* * * *

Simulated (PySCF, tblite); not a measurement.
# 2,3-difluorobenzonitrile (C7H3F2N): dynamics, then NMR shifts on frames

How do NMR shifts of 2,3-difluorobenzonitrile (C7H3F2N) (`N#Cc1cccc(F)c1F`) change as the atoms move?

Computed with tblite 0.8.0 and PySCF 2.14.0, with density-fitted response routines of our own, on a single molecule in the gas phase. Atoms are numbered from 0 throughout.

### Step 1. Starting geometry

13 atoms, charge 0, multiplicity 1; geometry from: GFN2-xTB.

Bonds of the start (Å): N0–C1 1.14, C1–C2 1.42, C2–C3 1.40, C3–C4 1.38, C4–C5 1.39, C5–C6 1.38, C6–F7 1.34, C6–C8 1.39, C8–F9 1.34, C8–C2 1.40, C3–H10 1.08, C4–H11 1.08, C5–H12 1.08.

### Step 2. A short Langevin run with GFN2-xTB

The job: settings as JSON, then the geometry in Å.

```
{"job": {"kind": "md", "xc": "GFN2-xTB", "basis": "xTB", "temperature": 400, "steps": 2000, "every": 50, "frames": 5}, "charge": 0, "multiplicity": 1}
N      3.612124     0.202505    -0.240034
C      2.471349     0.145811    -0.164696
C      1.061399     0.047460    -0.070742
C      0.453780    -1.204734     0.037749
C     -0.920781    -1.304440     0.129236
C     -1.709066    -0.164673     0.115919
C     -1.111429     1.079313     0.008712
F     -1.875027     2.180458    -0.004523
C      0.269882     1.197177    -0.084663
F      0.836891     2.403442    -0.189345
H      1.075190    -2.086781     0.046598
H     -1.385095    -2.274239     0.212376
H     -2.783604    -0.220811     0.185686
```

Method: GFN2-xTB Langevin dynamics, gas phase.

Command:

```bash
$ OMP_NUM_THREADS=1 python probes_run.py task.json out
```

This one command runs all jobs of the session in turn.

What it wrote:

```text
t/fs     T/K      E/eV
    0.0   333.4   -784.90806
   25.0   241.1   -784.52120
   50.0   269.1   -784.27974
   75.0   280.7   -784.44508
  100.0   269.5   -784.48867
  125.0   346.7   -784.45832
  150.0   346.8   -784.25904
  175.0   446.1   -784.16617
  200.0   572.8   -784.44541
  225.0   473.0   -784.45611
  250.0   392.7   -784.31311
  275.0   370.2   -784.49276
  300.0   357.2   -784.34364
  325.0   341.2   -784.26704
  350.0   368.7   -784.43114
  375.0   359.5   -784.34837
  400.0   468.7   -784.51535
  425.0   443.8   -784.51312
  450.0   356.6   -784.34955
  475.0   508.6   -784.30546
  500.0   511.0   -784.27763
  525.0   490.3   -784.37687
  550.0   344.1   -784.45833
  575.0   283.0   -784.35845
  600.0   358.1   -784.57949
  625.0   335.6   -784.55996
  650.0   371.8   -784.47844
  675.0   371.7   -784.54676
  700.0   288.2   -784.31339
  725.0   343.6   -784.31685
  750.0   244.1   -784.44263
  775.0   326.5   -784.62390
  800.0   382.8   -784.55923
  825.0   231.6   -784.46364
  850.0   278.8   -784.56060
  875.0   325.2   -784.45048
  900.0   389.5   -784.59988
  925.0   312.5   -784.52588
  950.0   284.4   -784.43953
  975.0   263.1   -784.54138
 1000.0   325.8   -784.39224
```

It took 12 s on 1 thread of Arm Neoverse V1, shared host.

* * * *

Work order>
Give back exactly the material above from its opening line to the line bearing "### Step 2.".

Answer box>
Simulated (PySCF, tblite); not a measurement.
# 2,3-difluorobenzonitrile (C7H3F2N): dynamics, then NMR shifts on frames

How do NMR shifts of 2,3-difluorobenzonitrile (C7H3F2N) (`N#Cc1cccc(F)c1F`) change as the atoms move?

Computed with tblite 0.8.0 and PySCF 2.14.0, with density-fitted response routines of our own, on a single molecule in the gas phase. Atoms are numbered from 0 throughout.

### Step 1. Starting geometry

13 atoms, charge 0, multiplicity 1; geometry from: GFN2-xTB.

Bonds of the start (Å): N0–C1 1.14, C1–C2 1.42, C2–C3 1.40, C3–C4 1.38, C4–C5 1.39, C5–C6 1.38, C6–F7 1.34, C6–C8 1.39, C8–F9 1.34, C8–C2 1.40, C3–H10 1.08, C4–H11 1.08, C5–H12 1.08.

### Step 2. A short Langevin run with GFN2-xTB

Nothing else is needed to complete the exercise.